INFORMATION SUPPLIED Block Start
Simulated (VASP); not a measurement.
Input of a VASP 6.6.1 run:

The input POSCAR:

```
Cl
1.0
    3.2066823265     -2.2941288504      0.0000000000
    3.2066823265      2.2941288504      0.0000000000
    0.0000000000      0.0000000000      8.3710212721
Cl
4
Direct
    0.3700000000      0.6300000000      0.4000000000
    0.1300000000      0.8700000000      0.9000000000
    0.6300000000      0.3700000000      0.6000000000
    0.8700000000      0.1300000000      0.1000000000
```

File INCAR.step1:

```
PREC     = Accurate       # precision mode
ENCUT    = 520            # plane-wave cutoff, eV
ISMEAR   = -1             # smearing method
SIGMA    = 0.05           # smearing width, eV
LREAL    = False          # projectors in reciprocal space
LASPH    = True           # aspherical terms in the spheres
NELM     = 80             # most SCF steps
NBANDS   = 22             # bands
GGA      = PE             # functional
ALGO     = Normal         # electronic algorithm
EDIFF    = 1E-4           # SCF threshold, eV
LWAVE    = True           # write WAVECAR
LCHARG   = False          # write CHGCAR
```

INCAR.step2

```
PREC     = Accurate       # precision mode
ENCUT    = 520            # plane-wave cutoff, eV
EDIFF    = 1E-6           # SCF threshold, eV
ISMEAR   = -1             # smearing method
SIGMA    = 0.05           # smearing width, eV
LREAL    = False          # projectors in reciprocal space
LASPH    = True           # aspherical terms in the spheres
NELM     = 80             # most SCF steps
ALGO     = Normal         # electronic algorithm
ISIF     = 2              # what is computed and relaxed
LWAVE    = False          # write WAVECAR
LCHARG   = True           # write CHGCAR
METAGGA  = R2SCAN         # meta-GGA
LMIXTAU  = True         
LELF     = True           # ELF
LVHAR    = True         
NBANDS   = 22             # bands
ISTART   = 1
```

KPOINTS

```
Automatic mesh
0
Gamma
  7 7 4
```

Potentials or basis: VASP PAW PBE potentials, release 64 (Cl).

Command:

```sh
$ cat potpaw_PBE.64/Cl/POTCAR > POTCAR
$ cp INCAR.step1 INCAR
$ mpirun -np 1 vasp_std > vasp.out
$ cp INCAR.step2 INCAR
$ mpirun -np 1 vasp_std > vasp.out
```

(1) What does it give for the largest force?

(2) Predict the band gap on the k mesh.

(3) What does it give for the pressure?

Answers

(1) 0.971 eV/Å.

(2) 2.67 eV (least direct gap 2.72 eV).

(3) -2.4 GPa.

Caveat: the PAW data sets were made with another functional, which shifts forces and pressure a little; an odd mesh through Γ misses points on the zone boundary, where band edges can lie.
INFORMATION SUPPLIED Block End

> **REQUIREMENT**
Above are the entries; repeat their lines exactly, from the first through the one that contains "(1) 0.971 eV/Å.".

> **RESULT**
Simulated (VASP); not a measurement.
Input of a VASP 6.6.1 run:

The input POSCAR:

```
Cl
1.0
    3.2066823265     -2.2941288504      0.0000000000
    3.2066823265      2.2941288504      0.0000000000
    0.0000000000      0.0000000000      8.3710212721
Cl
4
Direct
    0.3700000000      0.6300000000      0.4000000000
    0.1300000000      0.8700000000      0.9000000000
    0.6300000000      0.3700000000      0.6000000000
    0.8700000000      0.1300000000      0.1000000000
```

File INCAR.step1:

```
PREC     = Accurate       # precision mode
ENCUT    = 520            # plane-wave cutoff, eV
ISMEAR   = -1             # smearing method
SIGMA    = 0.05           # smearing width, eV
LREAL    = False          # projectors in reciprocal space
LASPH    = True           # aspherical terms in the spheres
NELM     = 80             # most SCF steps
NBANDS   = 22             # bands
GGA      = PE             # functional
ALGO     = Normal         # electronic algorithm
EDIFF    = 1E-4           # SCF threshold, eV
LWAVE    = True           # write WAVECAR
LCHARG   = False          # write CHGCAR
```

INCAR.step2

```
PREC     = Accurate       # precision mode
ENCUT    = 520            # plane-wave cutoff, eV
EDIFF    = 1E-6           # SCF threshold, eV
ISMEAR   = -1             # smearing method
SIGMA    = 0.05           # smearing width, eV
LREAL    = False          # projectors in reciprocal space
LASPH    = True           # aspherical terms in the spheres
NELM     = 80             # most SCF steps
ALGO     = Normal         # electronic algorithm
ISIF     = 2              # what is computed and relaxed
LWAVE    = False          # write WAVECAR
LCHARG   = True           # write CHGCAR
METAGGA  = R2SCAN         # meta-GGA
LMIXTAU  = True         
LELF     = True           # ELF
LVHAR    = True         
NBANDS   = 22             # bands
ISTART   = 1
```

KPOINTS

```
Automatic mesh
0
Gamma
  7 7 4
```

Potentials or basis: VASP PAW PBE potentials, release 64 (Cl).

Command:

```sh
$ cat potpaw_PBE.64/Cl/POTCAR > POTCAR
$ cp INCAR.step1 INCAR
$ mpirun -np 1 vasp_std > vasp.out
$ cp INCAR.step2 INCAR
$ mpirun -np 1 vasp_std > vasp.out
```

(1) What does it give for the largest force?

(2) Predict the band gap on the k mesh.

(3) What does it give for the pressure?

Answers

(1) 0.971 eV/Å.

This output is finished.